* **WORK ITEM**:
The answer must be an exact reproduction of the lines from the start of the records below through the line containing "less VASP |", and nothing more.

* * * * *

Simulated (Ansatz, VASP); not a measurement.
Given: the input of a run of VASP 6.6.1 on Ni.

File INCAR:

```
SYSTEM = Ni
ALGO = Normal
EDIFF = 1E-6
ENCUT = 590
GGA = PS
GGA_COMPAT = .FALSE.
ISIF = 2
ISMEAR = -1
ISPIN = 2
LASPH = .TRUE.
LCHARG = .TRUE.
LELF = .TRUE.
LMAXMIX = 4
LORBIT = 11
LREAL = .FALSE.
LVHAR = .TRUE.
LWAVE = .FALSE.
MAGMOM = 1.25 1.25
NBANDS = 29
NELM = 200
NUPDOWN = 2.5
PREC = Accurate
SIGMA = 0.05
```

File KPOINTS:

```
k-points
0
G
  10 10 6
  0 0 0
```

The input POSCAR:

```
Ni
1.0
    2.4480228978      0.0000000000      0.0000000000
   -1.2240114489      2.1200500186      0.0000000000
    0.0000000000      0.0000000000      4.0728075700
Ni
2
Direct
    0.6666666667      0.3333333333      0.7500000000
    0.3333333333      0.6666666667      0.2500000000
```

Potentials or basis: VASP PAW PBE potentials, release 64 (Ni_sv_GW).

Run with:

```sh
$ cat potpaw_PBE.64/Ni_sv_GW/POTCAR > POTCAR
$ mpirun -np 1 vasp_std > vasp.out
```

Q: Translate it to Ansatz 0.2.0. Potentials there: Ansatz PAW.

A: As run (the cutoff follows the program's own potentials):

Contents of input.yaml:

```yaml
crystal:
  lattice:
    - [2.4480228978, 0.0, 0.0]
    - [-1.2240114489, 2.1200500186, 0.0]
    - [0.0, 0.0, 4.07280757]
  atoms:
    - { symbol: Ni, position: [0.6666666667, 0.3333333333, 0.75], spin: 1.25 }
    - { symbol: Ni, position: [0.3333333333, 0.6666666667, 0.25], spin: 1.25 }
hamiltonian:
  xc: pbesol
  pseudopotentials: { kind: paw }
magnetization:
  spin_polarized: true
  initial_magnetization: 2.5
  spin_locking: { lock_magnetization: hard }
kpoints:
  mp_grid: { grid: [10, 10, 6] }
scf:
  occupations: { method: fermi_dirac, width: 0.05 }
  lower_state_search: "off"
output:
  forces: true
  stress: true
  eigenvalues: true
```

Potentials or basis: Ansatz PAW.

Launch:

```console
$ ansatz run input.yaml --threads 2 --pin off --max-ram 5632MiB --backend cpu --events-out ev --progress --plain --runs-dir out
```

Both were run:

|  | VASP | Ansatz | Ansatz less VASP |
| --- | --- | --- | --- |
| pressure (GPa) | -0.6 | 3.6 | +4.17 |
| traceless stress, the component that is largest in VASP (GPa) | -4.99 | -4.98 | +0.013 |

* * * * *

* **EXERCISE RESULT**:
Simulated (Ansatz, VASP); not a measurement.
Given: the input of a run of VASP 6.6.1 on Ni.

File INCAR:

```
SYSTEM = Ni
ALGO = Normal
EDIFF = 1E-6
ENCUT = 590
GGA = PS
GGA_COMPAT = .FALSE.
ISIF = 2
ISMEAR = -1
ISPIN = 2
LASPH = .TRUE.
LCHARG = .TRUE.
LELF = .TRUE.
LMAXMIX = 4
LORBIT = 11
LREAL = .FALSE.
LVHAR = .TRUE.
LWAVE = .FALSE.
MAGMOM = 1.25 1.25
NBANDS = 29
NELM = 200
NUPDOWN = 2.5
PREC = Accurate
SIGMA = 0.05
```

File KPOINTS:

```
k-points
0
G
  10 10 6
  0 0 0
```

The input POSCAR:

```
Ni
1.0
    2.4480228978      0.0000000000      0.0000000000
   -1.2240114489      2.1200500186      0.0000000000
    0.0000000000      0.0000000000      4.0728075700
Ni
2
Direct
    0.6666666667      0.3333333333      0.7500000000
    0.3333333333      0.6666666667      0.2500000000
```

Potentials or basis: VASP PAW PBE potentials, release 64 (Ni_sv_GW).

Run with:

```sh
$ cat potpaw_PBE.64/Ni_sv_GW/POTCAR > POTCAR
$ mpirun -np 1 vasp_std > vasp.out
```

Q: Translate it to Ansatz 0.2.0. Potentials there: Ansatz PAW.

A: As run (the cutoff follows the program's own potentials):

Contents of input.yaml:

```yaml
crystal:
  lattice:
    - [2.4480228978, 0.0, 0.0]
    - [-1.2240114489, 2.1200500186, 0.0]
    - [0.0, 0.0, 4.07280757]
  atoms:
    - { symbol: Ni, position: [0.6666666667, 0.3333333333, 0.75], spin: 1.25 }
    - { symbol: Ni, position: [0.3333333333, 0.6666666667, 0.25], spin: 1.25 }
hamiltonian:
  xc: pbesol
  pseudopotentials: { kind: paw }
magnetization:
  spin_polarized: true
  initial_magnetization: 2.5
  spin_locking: { lock_magnetization: hard }
kpoints:
  mp_grid: { grid: [10, 10, 6] }
scf:
  occupations: { method: fermi_dirac, width: 0.05 }
  lower_state_search: "off"
output:
  forces: true
  stress: true
  eigenvalues: true
```

Potentials or basis: Ansatz PAW.

Launch:

```console
$ ansatz run input.yaml --threads 2 --pin off --max-ram 5632MiB --backend cpu --events-out ev --progress --plain --runs-dir out
```

Both were run:

|  | VASP | Ansatz | Ansatz less VASP |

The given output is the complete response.